### RECORDED INFORMATION
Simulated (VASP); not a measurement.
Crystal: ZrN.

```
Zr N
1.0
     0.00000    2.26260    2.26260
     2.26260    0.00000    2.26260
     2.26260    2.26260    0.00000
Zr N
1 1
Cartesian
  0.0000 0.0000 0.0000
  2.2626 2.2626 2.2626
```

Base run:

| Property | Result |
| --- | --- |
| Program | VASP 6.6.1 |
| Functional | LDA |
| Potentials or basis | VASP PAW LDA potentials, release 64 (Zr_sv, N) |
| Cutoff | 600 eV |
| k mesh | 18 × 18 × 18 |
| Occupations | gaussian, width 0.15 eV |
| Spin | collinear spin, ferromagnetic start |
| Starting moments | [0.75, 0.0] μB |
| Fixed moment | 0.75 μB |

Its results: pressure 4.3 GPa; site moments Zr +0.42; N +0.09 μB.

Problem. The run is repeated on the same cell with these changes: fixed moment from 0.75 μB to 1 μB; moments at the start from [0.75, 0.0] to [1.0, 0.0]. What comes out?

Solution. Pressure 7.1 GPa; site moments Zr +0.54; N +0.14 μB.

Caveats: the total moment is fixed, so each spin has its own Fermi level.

### BRIEF
The answer should be an exact reproduction of all the entries.

### WRITTEN RESPONSE
Simulated (VASP); not a measurement.
Crystal: ZrN.

```
Zr N
1.0
     0.00000    2.26260    2.26260
     2.26260    0.00000    2.26260
     2.26260    2.26260    0.00000
Zr N
1 1
Cartesian
  0.0000 0.0000 0.0000
  2.2626 2.2626 2.2626
```

Base run:

| Property | Result |
| --- | --- |
| Program | VASP 6.6.1 |
| Functional | LDA |
| Potentials or basis | VASP PAW LDA potentials, release 64 (Zr_sv, N) |
| Cutoff | 600 eV |
| k mesh | 18 × 18 × 18 |
| Occupations | gaussian, width 0.15 eV |
| Spin | collinear spin, ferromagnetic start |
| Starting moments | [0.75, 0.0] μB |
| Fixed moment | 0.75 μB |

Its results: pressure 4.3 GPa; site moments Zr +0.42; N +0.09 μB.

Problem. The run is repeated on the same cell with these changes: fixed moment from 0.75 μB to 1 μB; moments at the start from [0.75, 0.0] to [1.0, 0.0]. What comes out?

Solution. Pressure 7.1 GPa; site moments Zr +0.54; N +0.14 μB.

Caveats: the total moment is fixed, so each spin has its own Fermi level.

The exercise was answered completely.